Activity >>
Reproduce all the data, character for character.

Raw data Block Start

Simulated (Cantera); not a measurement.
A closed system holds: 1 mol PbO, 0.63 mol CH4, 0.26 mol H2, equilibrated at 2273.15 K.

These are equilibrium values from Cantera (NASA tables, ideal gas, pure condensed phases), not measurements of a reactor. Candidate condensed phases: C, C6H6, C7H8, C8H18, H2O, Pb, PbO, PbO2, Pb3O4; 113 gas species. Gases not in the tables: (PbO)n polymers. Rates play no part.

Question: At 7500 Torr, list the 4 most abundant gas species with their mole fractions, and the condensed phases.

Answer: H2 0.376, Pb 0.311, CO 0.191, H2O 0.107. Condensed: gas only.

Raw data Block End

Your response >>
Simulated (Cantera); not a measurement.
A closed system holds: 1 mol PbO, 0.63 mol CH4, 0.26 mol H2, equilibrated at 2273.15 K.

These are equilibrium values from Cantera (NASA tables, ideal gas, pure condensed phases), not measurements of a reactor. Candidate condensed phases: C, C6H6, C7H8, C8H18, H2O, Pb, PbO, PbO2, Pb3O4; 113 gas species. Gases not in the tables: (PbO)n polymers. Rates play no part.

Question: At 7500 Torr, list the 4 most abundant gas species with their mole fractions, and the condensed phases.

Answer: H2 0.376, Pb 0.311, CO 0.191, H2O 0.107. Condensed: gas only.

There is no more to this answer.